+--

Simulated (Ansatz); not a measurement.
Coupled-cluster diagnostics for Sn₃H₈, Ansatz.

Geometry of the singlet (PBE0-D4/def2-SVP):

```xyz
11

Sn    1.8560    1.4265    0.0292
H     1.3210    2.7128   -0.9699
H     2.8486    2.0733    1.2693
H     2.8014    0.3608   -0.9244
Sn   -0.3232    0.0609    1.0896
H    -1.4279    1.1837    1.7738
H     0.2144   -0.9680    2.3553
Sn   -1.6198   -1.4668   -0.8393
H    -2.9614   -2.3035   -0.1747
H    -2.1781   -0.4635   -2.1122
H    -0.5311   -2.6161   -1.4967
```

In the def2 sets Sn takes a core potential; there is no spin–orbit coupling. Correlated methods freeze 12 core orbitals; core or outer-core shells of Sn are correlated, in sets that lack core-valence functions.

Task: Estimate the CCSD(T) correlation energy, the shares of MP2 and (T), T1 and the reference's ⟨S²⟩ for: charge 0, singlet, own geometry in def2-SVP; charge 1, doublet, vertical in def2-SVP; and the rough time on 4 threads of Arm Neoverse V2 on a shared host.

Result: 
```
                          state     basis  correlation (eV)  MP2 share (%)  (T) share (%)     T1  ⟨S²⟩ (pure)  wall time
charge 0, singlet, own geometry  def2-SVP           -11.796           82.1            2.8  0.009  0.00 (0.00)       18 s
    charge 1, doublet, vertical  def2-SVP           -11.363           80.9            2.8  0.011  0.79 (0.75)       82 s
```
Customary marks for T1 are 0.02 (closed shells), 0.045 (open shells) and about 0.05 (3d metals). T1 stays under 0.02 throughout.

+--

Assignment — Set the lines down exactly, from the first line of the records to the line where "In the def2" appears, with both ends kept.

Answer space —
Simulated (Ansatz); not a measurement.
Coupled-cluster diagnostics for Sn₃H₈, Ansatz.

Geometry of the singlet (PBE0-D4/def2-SVP):

```xyz
11

Sn    1.8560    1.4265    0.0292
H     1.3210    2.7128   -0.9699
H     2.8486    2.0733    1.2693
H     2.8014    0.3608   -0.9244
Sn   -0.3232    0.0609    1.0896
H    -1.4279    1.1837    1.7738
H     0.2144   -0.9680    2.3553
Sn   -1.6198   -1.4668   -0.8393
H    -2.9614   -2.3035   -0.1747
H    -2.1781   -0.4635   -2.1122
H    -0.5311   -2.6161   -1.4967
```

In the def2 sets Sn takes a core potential; there is no spin–orbit coupling. Correlated methods freeze 12 core orbitals; core or outer-core shells of Sn are correlated, in sets that lack core-valence functions.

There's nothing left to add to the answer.